--- MATERIAL PROVIDED ---
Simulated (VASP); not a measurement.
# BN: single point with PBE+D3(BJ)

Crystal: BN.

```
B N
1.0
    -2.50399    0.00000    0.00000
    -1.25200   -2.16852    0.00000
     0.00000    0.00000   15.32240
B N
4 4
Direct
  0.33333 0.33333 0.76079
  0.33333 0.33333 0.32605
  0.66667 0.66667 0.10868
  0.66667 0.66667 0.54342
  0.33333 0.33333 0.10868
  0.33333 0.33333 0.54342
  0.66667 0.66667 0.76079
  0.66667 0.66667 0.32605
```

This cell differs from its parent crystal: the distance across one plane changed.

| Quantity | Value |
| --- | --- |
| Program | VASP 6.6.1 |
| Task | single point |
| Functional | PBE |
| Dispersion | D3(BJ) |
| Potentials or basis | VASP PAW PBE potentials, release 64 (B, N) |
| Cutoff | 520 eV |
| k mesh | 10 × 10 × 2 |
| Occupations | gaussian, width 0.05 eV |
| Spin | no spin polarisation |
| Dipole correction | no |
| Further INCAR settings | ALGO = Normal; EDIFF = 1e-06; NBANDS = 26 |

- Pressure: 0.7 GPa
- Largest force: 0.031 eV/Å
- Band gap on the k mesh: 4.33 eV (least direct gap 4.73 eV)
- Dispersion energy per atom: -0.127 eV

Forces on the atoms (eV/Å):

--- WORK REQUEST ---
The records above should be reproduced in full, exactly as they read.

--- TASK RESPONSE ---
Simulated (VASP); not a measurement.
# BN: single point with PBE+D3(BJ)

Crystal: BN.

```
B N
1.0
    -2.50399    0.00000    0.00000
    -1.25200   -2.16852    0.00000
     0.00000    0.00000   15.32240
B N
4 4
Direct
  0.33333 0.33333 0.76079
  0.33333 0.33333 0.32605
  0.66667 0.66667 0.10868
  0.66667 0.66667 0.54342
  0.33333 0.33333 0.10868
  0.33333 0.33333 0.54342
  0.66667 0.66667 0.76079
  0.66667 0.66667 0.32605
```

This cell differs from its parent crystal: the distance across one plane changed.

| Quantity | Value |
| --- | --- |
| Program | VASP 6.6.1 |
| Task | single point |
| Functional | PBE |
| Dispersion | D3(BJ) |
| Potentials or basis | VASP PAW PBE potentials, release 64 (B, N) |
| Cutoff | 520 eV |
| k mesh | 10 × 10 × 2 |
| Occupations | gaussian, width 0.05 eV |
| Spin | no spin polarisation |
| Dipole correction | no |
| Further INCAR settings | ALGO = Normal; EDIFF = 1e-06; NBANDS = 26 |

- Pressure: 0.7 GPa
- Largest force: 0.031 eV/Å
- Band gap on the k mesh: 4.33 eV (least direct gap 4.73 eV)
- Dispersion energy per atom: -0.127 eV

Forces on the atoms (eV/Å):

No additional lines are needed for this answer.